************
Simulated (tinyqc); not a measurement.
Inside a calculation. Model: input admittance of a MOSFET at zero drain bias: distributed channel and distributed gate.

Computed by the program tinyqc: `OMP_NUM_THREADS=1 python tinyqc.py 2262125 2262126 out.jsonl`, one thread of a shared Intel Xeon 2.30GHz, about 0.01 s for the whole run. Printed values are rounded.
************

## REQUIREMENT
Go through the material and set every line down again exactly.

## RESPONSE BOX
Simulated (tinyqc); not a measurement.
Inside a calculation. Model: input admittance of a MOSFET at zero drain bias: distributed channel and distributed gate.

Computed by the program tinyqc: `OMP_NUM_THREADS=1 python tinyqc.py 2262125 2262126 out.jsonl`, one thread of a shared Intel Xeon 2.30GHz, about 0.01 s for the whole run. Printed values are rounded.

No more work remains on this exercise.